**Information supplied**
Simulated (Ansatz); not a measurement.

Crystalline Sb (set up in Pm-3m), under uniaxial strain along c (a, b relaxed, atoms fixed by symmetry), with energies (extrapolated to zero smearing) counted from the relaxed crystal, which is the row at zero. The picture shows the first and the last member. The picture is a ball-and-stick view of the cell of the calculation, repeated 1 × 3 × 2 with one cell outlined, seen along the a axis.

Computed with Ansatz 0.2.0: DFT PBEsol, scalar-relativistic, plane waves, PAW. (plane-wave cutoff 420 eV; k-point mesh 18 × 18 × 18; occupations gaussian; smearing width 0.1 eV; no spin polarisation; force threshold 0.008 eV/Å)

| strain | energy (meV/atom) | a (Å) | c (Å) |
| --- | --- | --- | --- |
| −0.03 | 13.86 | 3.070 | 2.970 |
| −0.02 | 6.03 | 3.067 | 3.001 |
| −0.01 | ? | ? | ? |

**Activity**
Reproduce the full listing above, character for character.

**Written response**
Simulated (Ansatz); not a measurement.

Crystalline Sb (set up in Pm-3m), under uniaxial strain along c (a, b relaxed, atoms fixed by symmetry), with energies (extrapolated to zero smearing) counted from the relaxed crystal, which is the row at zero. The picture shows the first and the last member. The picture is a ball-and-stick view of the cell of the calculation, repeated 1 × 3 × 2 with one cell outlined, seen along the a axis.

Computed with Ansatz 0.2.0: DFT PBEsol, scalar-relativistic, plane waves, PAW. (plane-wave cutoff 420 eV; k-point mesh 18 × 18 × 18; occupations gaussian; smearing width 0.1 eV; no spin polarisation; force threshold 0.008 eV/Å)

| strain | energy (meV/atom) | a (Å) | c (Å) |
| --- | --- | --- | --- |
| −0.03 | 13.86 | 3.070 | 2.970 |
| −0.02 | 6.03 | 3.067 | 3.001 |
| −0.01 | ? | ? | ? |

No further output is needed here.